● **Material supplied**:
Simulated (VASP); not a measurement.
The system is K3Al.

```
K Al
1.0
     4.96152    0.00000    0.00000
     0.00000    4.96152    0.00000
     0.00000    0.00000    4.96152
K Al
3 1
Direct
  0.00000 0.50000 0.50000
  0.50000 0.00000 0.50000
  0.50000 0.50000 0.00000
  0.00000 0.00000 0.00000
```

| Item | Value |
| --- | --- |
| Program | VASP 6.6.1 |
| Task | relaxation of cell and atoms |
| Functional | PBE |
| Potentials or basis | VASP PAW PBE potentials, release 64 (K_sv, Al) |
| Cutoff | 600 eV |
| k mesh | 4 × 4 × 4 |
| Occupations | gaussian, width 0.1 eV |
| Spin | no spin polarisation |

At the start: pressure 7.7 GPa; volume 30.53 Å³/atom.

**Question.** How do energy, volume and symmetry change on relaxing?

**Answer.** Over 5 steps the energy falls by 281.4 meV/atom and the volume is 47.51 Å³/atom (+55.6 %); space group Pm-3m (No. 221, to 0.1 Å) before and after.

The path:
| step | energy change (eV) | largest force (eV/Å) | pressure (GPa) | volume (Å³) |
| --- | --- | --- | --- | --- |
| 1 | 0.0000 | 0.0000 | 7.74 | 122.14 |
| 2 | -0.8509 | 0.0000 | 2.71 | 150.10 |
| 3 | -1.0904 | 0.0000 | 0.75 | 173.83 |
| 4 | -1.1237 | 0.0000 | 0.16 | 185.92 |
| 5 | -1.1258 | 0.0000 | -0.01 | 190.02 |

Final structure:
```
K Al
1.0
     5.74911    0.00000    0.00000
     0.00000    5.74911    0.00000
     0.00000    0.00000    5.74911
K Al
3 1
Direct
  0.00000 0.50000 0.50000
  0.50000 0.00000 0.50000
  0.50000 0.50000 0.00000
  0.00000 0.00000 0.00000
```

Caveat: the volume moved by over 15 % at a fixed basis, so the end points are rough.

● **Brief**:
Once the line with "volume (Å³) |" is found in the records above, print exactly that line and every line after it through the line with "0.75 | 173.83 |".

● **Answer area**:
| step | energy change (eV) | largest force (eV/Å) | pressure (GPa) | volume (Å³) |
| --- | --- | --- | --- | --- |
| 1 | 0.0000 | 0.0000 | 7.74 | 122.14 |
| 2 | -0.8509 | 0.0000 | 2.71 | 150.10 |
| 3 | -1.0904 | 0.0000 | 0.75 | 173.83 |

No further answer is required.